▶ _Assignment_:
Each line below is to be written out once more, precisely as given.

****************

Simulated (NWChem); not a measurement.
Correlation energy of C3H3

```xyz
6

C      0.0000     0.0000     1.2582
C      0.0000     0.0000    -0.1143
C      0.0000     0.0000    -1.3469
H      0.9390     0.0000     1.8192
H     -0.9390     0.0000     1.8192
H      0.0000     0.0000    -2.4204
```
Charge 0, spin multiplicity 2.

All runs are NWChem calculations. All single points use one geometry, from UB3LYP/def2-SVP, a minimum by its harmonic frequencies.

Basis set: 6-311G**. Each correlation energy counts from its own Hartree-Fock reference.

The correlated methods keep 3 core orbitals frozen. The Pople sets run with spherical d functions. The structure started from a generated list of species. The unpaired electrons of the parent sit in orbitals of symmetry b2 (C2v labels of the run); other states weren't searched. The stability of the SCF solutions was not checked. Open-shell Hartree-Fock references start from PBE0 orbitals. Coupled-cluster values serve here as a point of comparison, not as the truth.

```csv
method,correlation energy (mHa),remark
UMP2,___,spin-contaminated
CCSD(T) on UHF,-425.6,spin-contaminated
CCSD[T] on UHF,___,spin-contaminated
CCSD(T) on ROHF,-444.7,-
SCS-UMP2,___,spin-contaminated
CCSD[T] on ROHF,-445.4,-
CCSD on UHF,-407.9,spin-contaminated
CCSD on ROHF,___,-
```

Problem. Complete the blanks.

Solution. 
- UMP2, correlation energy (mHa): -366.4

****************

▶ _Task answer_:
Simulated (NWChem); not a measurement.
Correlation energy of C3H3

```xyz
6

C      0.0000     0.0000     1.2582
C      0.0000     0.0000    -0.1143
C      0.0000     0.0000    -1.3469
H      0.9390     0.0000     1.8192
H     -0.9390     0.0000     1.8192
H      0.0000     0.0000    -2.4204
```
Charge 0, spin multiplicity 2.

All runs are NWChem calculations. All single points use one geometry, from UB3LYP/def2-SVP, a minimum by its harmonic frequencies.

Basis set: 6-311G**. Each correlation energy counts from its own Hartree-Fock reference.

The correlated methods keep 3 core orbitals frozen. The Pople sets run with spherical d functions. The structure started from a generated list of species. The unpaired electrons of the parent sit in orbitals of symmetry b2 (C2v labels of the run); other states weren't searched. The stability of the SCF solutions was not checked. Open-shell Hartree-Fock references start from PBE0 orbitals. Coupled-cluster values serve here as a point of comparison, not as the truth.

```csv
method,correlation energy (mHa),remark
UMP2,___,spin-contaminated
CCSD(T) on UHF,-425.6,spin-contaminated
CCSD[T] on UHF,___,spin-contaminated
CCSD(T) on ROHF,-444.7,-
SCS-UMP2,___,spin-contaminated
CCSD[T] on ROHF,-445.4,-
CCSD on UHF,-407.9,spin-contaminated
CCSD on ROHF,___,-
```

Problem. Complete the blanks.

Solution. 
- UMP2, correlation energy (mHa): -366.4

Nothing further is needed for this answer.